WORK INSTRUCTION: From the first entry to the last, copy the material exactly as it stands.

DATASET:
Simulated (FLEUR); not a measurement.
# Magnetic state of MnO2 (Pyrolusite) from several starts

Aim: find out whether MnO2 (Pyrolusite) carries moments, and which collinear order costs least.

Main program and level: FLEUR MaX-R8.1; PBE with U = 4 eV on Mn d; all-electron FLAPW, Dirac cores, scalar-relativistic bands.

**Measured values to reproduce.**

EXPECTED ANSWER:
Simulated (FLEUR); not a measurement.
# Magnetic state of MnO2 (Pyrolusite) from several starts

Aim: find out whether MnO2 (Pyrolusite) carries moments, and which collinear order costs least.

Main program and level: FLEUR MaX-R8.1; PBE with U = 4 eV on Mn d; all-electron FLAPW, Dirac cores, scalar-relativistic bands.

**Measured values to reproduce.**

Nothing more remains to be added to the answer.